### Supplied entries
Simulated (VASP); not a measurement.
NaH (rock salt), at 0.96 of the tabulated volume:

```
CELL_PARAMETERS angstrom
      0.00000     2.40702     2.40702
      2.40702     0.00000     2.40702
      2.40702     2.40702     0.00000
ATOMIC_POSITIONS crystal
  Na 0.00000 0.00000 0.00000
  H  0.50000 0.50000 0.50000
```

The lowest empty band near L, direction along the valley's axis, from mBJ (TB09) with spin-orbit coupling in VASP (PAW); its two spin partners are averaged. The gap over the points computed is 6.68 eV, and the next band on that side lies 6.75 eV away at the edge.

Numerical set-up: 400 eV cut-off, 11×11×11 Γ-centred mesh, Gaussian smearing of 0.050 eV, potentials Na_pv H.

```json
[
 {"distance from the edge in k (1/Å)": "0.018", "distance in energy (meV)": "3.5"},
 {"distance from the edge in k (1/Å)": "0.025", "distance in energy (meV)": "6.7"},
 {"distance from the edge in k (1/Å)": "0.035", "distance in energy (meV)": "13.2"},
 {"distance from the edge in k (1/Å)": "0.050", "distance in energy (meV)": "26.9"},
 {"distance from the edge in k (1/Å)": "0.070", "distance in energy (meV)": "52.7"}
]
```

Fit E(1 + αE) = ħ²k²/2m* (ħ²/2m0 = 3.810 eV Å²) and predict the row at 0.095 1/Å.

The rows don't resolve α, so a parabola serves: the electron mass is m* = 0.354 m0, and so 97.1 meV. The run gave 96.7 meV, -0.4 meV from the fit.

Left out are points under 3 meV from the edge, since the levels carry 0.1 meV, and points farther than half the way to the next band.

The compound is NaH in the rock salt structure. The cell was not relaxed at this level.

### Task item
Your task is to transcribe, with no changes, only the lines of the listing above that lie between the line holding "The lowest empty" and the line holding "Left out are", inclusive.

### Written reply
The lowest empty band near L, direction along the valley's axis, from mBJ (TB09) with spin-orbit coupling in VASP (PAW); its two spin partners are averaged. The gap over the points computed is 6.68 eV, and the next band on that side lies 6.75 eV away at the edge.

Numerical set-up: 400 eV cut-off, 11×11×11 Γ-centred mesh, Gaussian smearing of 0.050 eV, potentials Na_pv H.

```json
[
 {"distance from the edge in k (1/Å)": "0.018", "distance in energy (meV)": "3.5"},
 {"distance from the edge in k (1/Å)": "0.025", "distance in energy (meV)": "6.7"},
 {"distance from the edge in k (1/Å)": "0.035", "distance in energy (meV)": "13.2"},
 {"distance from the edge in k (1/Å)": "0.050", "distance in energy (meV)": "26.9"},
 {"distance from the edge in k (1/Å)": "0.070", "distance in energy (meV)": "52.7"}
]
```

Fit E(1 + αE) = ħ²k²/2m* (ħ²/2m0 = 3.810 eV Å²) and predict the row at 0.095 1/Å.

The rows don't resolve α, so a parabola serves: the electron mass is m* = 0.354 m0, and so 97.1 meV. The run gave 96.7 meV, -0.4 meV from the fit.

Left out are points under 3 meV from the edge, since the levels carry 0.1 meV, and points farther than half the way to the next band.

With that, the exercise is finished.